> **Work task**: Starting at the first line of the data below, write out each line exactly until you reach the line containing "Caveats: this functional", and include that line too.

> **Information given**:
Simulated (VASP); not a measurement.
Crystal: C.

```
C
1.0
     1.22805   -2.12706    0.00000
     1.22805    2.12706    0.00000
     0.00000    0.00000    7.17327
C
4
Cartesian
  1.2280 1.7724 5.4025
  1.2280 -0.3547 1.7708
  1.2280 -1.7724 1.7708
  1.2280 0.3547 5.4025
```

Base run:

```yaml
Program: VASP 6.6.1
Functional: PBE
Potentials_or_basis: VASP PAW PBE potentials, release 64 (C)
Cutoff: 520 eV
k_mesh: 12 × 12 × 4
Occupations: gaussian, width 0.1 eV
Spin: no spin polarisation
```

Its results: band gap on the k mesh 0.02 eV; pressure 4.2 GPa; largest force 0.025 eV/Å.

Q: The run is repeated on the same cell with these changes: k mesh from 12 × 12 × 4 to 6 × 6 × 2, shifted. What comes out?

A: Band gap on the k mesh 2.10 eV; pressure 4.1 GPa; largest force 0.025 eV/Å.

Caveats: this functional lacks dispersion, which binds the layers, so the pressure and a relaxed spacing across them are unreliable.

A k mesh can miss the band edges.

> **Exercise output**:
Simulated (VASP); not a measurement.
Crystal: C.

```
C
1.0
     1.22805   -2.12706    0.00000
     1.22805    2.12706    0.00000
     0.00000    0.00000    7.17327
C
4
Cartesian
  1.2280 1.7724 5.4025
  1.2280 -0.3547 1.7708
  1.2280 -1.7724 1.7708
  1.2280 0.3547 5.4025
```

Base run:

```yaml
Program: VASP 6.6.1
Functional: PBE
Potentials_or_basis: VASP PAW PBE potentials, release 64 (C)
Cutoff: 520 eV
k_mesh: 12 × 12 × 4
Occupations: gaussian, width 0.1 eV
Spin: no spin polarisation
```

Its results: band gap on the k mesh 0.02 eV; pressure 4.2 GPa; largest force 0.025 eV/Å.

Q: The run is repeated on the same cell with these changes: k mesh from 12 × 12 × 4 to 6 × 6 × 2, shifted. What comes out?

A: Band gap on the k mesh 2.10 eV; pressure 4.1 GPa; largest force 0.025 eV/Å.

Caveats: this functional lacks dispersion, which binds the layers, so the pressure and a relaxed spacing across them are unreliable.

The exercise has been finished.